Required action: In the records below, begin at the line that has "Crystal: NiGe." and stop after the line that has "and atoms |"; quote those lines verbatim and nothing more.

** Opening Study material block **

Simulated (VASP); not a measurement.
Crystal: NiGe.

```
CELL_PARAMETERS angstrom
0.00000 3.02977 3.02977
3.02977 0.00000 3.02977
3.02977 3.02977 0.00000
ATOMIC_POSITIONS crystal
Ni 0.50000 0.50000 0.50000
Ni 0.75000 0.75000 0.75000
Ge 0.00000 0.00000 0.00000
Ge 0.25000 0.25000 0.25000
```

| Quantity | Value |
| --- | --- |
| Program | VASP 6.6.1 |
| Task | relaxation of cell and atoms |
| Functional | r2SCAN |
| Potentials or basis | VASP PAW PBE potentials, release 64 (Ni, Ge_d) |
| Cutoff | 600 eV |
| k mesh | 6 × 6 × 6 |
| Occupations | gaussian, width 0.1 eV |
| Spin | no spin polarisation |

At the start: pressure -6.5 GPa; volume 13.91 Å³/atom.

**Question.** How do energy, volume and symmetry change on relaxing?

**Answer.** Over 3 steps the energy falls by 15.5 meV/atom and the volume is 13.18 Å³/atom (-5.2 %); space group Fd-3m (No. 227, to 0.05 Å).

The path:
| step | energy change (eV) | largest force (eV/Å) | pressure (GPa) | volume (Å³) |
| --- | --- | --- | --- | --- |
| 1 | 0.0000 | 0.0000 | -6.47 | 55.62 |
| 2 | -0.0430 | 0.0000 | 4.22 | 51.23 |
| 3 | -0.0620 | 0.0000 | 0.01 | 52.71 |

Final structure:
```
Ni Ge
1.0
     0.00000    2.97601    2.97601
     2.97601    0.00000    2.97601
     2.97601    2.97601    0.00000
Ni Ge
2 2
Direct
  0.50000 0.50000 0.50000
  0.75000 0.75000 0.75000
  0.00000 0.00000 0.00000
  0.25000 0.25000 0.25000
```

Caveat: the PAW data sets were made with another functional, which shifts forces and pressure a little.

** Closing Study material block **

Solution:
Crystal: NiGe.

```
CELL_PARAMETERS angstrom
0.00000 3.02977 3.02977
3.02977 0.00000 3.02977
3.02977 3.02977 0.00000
ATOMIC_POSITIONS crystal
Ni 0.50000 0.50000 0.50000
Ni 0.75000 0.75000 0.75000
Ge 0.00000 0.00000 0.00000
Ge 0.25000 0.25000 0.25000
```

| Quantity | Value |
| --- | --- |
| Program | VASP 6.6.1 |
| Task | relaxation of cell and atoms |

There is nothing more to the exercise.